#### Dataset excerpts

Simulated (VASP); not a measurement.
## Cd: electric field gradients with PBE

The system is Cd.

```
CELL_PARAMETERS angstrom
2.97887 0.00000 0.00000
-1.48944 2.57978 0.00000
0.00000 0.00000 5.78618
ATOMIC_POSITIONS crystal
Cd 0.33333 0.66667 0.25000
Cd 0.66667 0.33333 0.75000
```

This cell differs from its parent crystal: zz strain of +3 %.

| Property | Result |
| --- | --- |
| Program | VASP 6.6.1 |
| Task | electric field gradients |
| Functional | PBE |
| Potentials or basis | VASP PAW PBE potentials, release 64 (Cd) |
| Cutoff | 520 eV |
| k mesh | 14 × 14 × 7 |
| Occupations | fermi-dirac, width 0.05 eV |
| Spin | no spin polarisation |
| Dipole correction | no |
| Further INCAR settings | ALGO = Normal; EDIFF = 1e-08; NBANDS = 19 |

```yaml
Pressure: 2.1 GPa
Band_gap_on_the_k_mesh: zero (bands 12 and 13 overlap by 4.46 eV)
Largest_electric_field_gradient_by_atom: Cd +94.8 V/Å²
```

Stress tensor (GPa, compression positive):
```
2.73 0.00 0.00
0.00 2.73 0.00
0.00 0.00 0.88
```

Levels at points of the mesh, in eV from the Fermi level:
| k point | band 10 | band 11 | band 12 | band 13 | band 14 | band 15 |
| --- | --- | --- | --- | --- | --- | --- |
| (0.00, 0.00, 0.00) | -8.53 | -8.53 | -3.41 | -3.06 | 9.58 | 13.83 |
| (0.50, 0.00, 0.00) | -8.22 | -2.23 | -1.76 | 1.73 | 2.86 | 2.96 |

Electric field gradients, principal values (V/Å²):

########

Transcribe every record above exactly as written.

Written reply:
Simulated (VASP); not a measurement.
## Cd: electric field gradients with PBE

The system is Cd.

```
CELL_PARAMETERS angstrom
2.97887 0.00000 0.00000
-1.48944 2.57978 0.00000
0.00000 0.00000 5.78618
ATOMIC_POSITIONS crystal
Cd 0.33333 0.66667 0.25000
Cd 0.66667 0.33333 0.75000
```

This cell differs from its parent crystal: zz strain of +3 %.

| Property | Result |
| --- | --- |
| Program | VASP 6.6.1 |
| Task | electric field gradients |
| Functional | PBE |
| Potentials or basis | VASP PAW PBE potentials, release 64 (Cd) |
| Cutoff | 520 eV |
| k mesh | 14 × 14 × 7 |
| Occupations | fermi-dirac, width 0.05 eV |
| Spin | no spin polarisation |
| Dipole correction | no |
| Further INCAR settings | ALGO = Normal; EDIFF = 1e-08; NBANDS = 19 |

```yaml
Pressure: 2.1 GPa
Band_gap_on_the_k_mesh: zero (bands 12 and 13 overlap by 4.46 eV)
Largest_electric_field_gradient_by_atom: Cd +94.8 V/Å²
```

Stress tensor (GPa, compression positive):
```
2.73 0.00 0.00
0.00 2.73 0.00
0.00 0.00 0.88
```

Levels at points of the mesh, in eV from the Fermi level:
| k point | band 10 | band 11 | band 12 | band 13 | band 14 | band 15 |
| --- | --- | --- | --- | --- | --- | --- |
| (0.00, 0.00, 0.00) | -8.53 | -8.53 | -3.41 | -3.06 | 9.58 | 13.83 |
| (0.50, 0.00, 0.00) | -8.22 | -2.23 | -1.76 | 1.73 | 2.86 | 2.96 |

Electric field gradients, principal values (V/Å²):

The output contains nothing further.